Action item
The entries below are to be retyped exactly. Preserve every word.

(Extracted data begins)

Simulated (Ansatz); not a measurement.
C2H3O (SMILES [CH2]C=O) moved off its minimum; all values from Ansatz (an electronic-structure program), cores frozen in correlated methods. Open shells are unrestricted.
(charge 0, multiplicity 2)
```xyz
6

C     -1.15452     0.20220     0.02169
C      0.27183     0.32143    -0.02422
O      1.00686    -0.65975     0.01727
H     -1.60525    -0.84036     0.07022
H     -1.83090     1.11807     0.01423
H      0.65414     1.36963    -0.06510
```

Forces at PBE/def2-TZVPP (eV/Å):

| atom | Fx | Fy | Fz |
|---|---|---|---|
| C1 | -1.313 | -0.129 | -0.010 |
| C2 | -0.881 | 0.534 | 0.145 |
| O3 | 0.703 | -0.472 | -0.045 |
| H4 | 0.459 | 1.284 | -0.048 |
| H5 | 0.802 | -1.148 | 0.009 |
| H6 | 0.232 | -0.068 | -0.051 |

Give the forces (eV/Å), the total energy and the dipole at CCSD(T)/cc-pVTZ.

(Extracted data ends)

Response area
Simulated (Ansatz); not a measurement.
C2H3O (SMILES [CH2]C=O) moved off its minimum; all values from Ansatz (an electronic-structure program), cores frozen in correlated methods. Open shells are unrestricted.
(charge 0, multiplicity 2)
```xyz
6

C     -1.15452     0.20220     0.02169
C      0.27183     0.32143    -0.02422
O      1.00686    -0.65975     0.01727
H     -1.60525    -0.84036     0.07022
H     -1.83090     1.11807     0.01423
H      0.65414     1.36963    -0.06510
```

Forces at PBE/def2-TZVPP (eV/Å):

| atom | Fx | Fy | Fz |
|---|---|---|---|
| C1 | -1.313 | -0.129 | -0.010 |
| C2 | -0.881 | 0.534 | 0.145 |
| O3 | 0.703 | -0.472 | -0.045 |
| H4 | 0.459 | 1.284 | -0.048 |
| H5 | 0.802 | -1.148 | 0.009 |
| H6 | 0.232 | -0.068 | -0.051 |

Give the forces (eV/Å), the total energy and the dipole at CCSD(T)/cc-pVTZ.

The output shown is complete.